● Brief
Copy out each line below exactly as it appears.

Provided data Block Start
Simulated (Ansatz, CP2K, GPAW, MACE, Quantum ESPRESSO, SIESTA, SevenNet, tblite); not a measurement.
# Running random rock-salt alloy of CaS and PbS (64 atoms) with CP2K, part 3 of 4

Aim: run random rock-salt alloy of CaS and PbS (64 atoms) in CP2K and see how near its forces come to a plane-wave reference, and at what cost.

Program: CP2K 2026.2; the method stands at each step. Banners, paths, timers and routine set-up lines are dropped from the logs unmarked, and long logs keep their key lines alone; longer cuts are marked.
Provided data Block End

● Response
Simulated (Ansatz, CP2K, GPAW, MACE, Quantum ESPRESSO, SIESTA, SevenNet, tblite); not a measurement.
# Running random rock-salt alloy of CaS and PbS (64 atoms) with CP2K, part 3 of 4

Aim: run random rock-salt alloy of CaS and PbS (64 atoms) in CP2K and see how near its forces come to a plane-wave reference, and at what cost.

Program: CP2K 2026.2; the method stands at each step. Banners, paths, timers and routine set-up lines are dropped from the logs unmarked, and long logs keep their key lines alone; longer cuts are marked.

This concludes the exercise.